# EXERCISE
Once you have located the line containing "Task: If the" in the material below, return it exactly along with each line after it through the line containing "Result: A rigid".

* * * *

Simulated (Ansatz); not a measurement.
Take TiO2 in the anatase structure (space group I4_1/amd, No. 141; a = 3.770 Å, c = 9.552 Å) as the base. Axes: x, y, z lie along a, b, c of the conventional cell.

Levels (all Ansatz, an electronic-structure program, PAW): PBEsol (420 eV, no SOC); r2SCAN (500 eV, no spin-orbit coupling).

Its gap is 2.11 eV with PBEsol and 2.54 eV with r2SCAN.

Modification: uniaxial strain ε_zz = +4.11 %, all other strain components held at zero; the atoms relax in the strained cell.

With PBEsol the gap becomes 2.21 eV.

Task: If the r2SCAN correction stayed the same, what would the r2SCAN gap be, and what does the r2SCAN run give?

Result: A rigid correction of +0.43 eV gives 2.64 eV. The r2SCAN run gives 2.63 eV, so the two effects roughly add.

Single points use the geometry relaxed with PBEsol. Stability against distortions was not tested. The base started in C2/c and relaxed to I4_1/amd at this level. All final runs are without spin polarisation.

* * * *

# YOUR SOLUTION
Task: If the r2SCAN correction stayed the same, what would the r2SCAN gap be, and what does the r2SCAN run give?

Result: A rigid correction of +0.43 eV gives 2.64 eV. The r2SCAN run gives 2.63 eV, so the two effects roughly add.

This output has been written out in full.